### TASK ITEM
Please write out, exactly, every line of the listing from its first line through the one that includes "All numbers come".

SUPPLIED INFORMATION START

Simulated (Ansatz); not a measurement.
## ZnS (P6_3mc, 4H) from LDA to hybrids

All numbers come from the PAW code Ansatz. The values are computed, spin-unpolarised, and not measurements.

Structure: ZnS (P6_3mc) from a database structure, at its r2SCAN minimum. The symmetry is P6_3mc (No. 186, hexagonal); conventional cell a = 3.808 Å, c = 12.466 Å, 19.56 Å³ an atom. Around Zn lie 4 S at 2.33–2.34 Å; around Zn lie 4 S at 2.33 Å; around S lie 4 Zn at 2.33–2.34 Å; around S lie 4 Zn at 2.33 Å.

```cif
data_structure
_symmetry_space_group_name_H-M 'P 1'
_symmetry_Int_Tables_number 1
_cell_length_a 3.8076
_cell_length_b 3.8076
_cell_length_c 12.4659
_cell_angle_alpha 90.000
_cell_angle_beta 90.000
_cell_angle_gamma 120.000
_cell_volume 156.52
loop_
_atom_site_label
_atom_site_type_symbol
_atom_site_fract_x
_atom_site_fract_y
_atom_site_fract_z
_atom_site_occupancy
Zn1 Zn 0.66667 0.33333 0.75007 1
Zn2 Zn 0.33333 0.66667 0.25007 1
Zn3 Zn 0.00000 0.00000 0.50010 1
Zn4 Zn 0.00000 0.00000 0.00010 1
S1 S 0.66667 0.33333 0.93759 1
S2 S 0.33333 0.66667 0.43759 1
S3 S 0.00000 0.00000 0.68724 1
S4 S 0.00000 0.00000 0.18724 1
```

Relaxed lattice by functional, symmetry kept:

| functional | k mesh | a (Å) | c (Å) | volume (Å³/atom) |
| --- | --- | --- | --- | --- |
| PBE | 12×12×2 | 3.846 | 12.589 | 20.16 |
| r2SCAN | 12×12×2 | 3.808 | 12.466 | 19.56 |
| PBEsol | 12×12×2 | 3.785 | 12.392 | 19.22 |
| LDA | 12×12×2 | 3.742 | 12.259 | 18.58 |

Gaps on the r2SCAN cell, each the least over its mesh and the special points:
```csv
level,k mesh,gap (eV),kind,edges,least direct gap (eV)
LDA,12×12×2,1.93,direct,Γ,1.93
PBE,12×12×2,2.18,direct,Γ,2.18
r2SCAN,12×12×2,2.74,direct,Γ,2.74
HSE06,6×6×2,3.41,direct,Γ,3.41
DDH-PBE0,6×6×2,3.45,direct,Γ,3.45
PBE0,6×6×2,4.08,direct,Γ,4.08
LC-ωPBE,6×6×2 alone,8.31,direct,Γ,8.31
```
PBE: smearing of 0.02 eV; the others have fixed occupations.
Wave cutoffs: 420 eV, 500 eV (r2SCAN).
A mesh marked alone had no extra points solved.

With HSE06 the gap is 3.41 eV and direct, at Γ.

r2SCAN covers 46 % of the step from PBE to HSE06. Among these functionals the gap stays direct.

SUPPLIED INFORMATION END

### ANSWER SECTION
Simulated (Ansatz); not a measurement.
## ZnS (P6_3mc, 4H) from LDA to hybrids

All numbers come from the PAW code Ansatz. The values are computed, spin-unpolarised, and not measurements.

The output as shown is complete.